### Work request
When you reach the line containing "(3) No, the", include it and stop; until then, return each line of the material exactly, starting with the first.

Top of Extracted records
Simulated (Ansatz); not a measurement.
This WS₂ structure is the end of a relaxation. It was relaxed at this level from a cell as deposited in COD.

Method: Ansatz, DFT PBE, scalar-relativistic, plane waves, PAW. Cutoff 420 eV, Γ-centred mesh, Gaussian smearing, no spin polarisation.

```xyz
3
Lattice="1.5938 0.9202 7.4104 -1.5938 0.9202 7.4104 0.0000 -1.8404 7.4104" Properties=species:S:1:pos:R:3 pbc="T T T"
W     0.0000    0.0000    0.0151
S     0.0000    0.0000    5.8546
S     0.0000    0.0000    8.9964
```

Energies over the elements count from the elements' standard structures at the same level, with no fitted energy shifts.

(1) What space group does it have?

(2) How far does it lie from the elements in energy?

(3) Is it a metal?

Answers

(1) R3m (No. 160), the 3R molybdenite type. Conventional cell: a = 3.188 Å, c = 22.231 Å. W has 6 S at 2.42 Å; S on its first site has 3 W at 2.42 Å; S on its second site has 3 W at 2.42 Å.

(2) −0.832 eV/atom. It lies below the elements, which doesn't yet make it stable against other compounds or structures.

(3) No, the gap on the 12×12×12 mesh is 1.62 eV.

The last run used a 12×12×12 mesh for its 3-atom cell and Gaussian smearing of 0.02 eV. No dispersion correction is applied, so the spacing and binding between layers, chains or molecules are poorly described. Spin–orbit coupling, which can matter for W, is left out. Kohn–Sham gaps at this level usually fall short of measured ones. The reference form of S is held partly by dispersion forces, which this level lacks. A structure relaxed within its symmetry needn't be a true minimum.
Bottom of Extracted records

### Exercise result
Simulated (Ansatz); not a measurement.
This WS₂ structure is the end of a relaxation. It was relaxed at this level from a cell as deposited in COD.

Method: Ansatz, DFT PBE, scalar-relativistic, plane waves, PAW. Cutoff 420 eV, Γ-centred mesh, Gaussian smearing, no spin polarisation.

```xyz
3
Lattice="1.5938 0.9202 7.4104 -1.5938 0.9202 7.4104 0.0000 -1.8404 7.4104" Properties=species:S:1:pos:R:3 pbc="T T T"
W     0.0000    0.0000    0.0151
S     0.0000    0.0000    5.8546
S     0.0000    0.0000    8.9964
```

Energies over the elements count from the elements' standard structures at the same level, with no fitted energy shifts.

(1) What space group does it have?

(2) How far does it lie from the elements in energy?

(3) Is it a metal?

Answers

(1) R3m (No. 160), the 3R molybdenite type. Conventional cell: a = 3.188 Å, c = 22.231 Å. W has 6 S at 2.42 Å; S on its first site has 3 W at 2.42 Å; S on its second site has 3 W at 2.42 Å.

(2) −0.832 eV/atom. It lies below the elements, which doesn't yet make it stable against other compounds or structures.

(3) No, the gap on the 12×12×12 mesh is 1.62 eV.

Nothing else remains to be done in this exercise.